********************

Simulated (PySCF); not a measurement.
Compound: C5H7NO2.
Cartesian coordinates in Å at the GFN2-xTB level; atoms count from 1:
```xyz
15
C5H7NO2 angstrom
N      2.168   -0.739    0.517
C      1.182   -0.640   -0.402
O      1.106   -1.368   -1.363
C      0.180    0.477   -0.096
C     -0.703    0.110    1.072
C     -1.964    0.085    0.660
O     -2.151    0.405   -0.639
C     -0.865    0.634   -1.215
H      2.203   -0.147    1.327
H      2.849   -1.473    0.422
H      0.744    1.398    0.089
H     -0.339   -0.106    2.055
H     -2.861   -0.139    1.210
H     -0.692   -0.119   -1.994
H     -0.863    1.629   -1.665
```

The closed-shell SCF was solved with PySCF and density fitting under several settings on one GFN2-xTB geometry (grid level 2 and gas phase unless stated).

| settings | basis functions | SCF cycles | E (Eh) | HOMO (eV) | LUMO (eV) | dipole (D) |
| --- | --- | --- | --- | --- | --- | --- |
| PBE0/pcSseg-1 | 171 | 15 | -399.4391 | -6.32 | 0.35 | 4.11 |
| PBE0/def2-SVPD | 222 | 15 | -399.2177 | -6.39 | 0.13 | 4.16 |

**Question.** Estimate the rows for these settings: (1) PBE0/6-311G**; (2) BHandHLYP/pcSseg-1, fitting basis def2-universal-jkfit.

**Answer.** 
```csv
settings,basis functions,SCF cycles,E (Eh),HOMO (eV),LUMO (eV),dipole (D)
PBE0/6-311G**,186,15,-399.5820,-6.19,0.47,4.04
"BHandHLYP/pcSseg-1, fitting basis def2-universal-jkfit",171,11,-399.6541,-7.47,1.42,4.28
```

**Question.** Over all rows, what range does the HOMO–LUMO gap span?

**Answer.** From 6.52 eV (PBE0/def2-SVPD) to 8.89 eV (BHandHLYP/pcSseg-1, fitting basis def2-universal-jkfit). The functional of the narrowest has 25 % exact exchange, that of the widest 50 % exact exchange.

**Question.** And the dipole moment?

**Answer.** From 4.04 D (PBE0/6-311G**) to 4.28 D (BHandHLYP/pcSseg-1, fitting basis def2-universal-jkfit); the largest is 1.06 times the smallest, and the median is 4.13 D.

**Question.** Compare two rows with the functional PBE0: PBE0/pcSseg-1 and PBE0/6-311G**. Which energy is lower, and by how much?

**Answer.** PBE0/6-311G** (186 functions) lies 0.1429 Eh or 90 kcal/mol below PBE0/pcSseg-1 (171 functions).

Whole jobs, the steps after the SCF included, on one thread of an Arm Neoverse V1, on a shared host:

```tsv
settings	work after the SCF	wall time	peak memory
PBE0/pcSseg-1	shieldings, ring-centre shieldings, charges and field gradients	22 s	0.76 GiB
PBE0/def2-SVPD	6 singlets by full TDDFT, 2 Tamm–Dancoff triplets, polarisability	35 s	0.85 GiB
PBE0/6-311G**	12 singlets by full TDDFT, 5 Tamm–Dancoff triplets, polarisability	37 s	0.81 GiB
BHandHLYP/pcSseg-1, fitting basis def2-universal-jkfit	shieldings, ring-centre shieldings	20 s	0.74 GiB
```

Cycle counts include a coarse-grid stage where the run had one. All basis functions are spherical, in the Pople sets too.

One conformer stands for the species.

********************

→ EXERCISE
Copy out only the lines running from the beginning of the data to the line with "HOMO–LUMO gap span?", both ends included.

→ EXERCISE ANSWER
Simulated (PySCF); not a measurement.
Compound: C5H7NO2.
Cartesian coordinates in Å at the GFN2-xTB level; atoms count from 1:
```xyz
15
C5H7NO2 angstrom
N      2.168   -0.739    0.517
C      1.182   -0.640   -0.402
O      1.106   -1.368   -1.363
C      0.180    0.477   -0.096
C     -0.703    0.110    1.072
C     -1.964    0.085    0.660
O     -2.151    0.405   -0.639
C     -0.865    0.634   -1.215
H      2.203   -0.147    1.327
H      2.849   -1.473    0.422
H      0.744    1.398    0.089
H     -0.339   -0.106    2.055
H     -2.861   -0.139    1.210
H     -0.692   -0.119   -1.994
H     -0.863    1.629   -1.665
```

The closed-shell SCF was solved with PySCF and density fitting under several settings on one GFN2-xTB geometry (grid level 2 and gas phase unless stated).

| settings | basis functions | SCF cycles | E (Eh) | HOMO (eV) | LUMO (eV) | dipole (D) |
| --- | --- | --- | --- | --- | --- | --- |
| PBE0/pcSseg-1 | 171 | 15 | -399.4391 | -6.32 | 0.35 | 4.11 |
| PBE0/def2-SVPD | 222 | 15 | -399.2177 | -6.39 | 0.13 | 4.16 |

**Question.** Estimate the rows for these settings: (1) PBE0/6-311G**; (2) BHandHLYP/pcSseg-1, fitting basis def2-universal-jkfit.

**Answer.** 
```csv
settings,basis functions,SCF cycles,E (Eh),HOMO (eV),LUMO (eV),dipole (D)
PBE0/6-311G**,186,15,-399.5820,-6.19,0.47,4.04
"BHandHLYP/pcSseg-1, fitting basis def2-universal-jkfit",171,11,-399.6541,-7.47,1.42,4.28
```

**Question.** Over all rows, what range does the HOMO–LUMO gap span?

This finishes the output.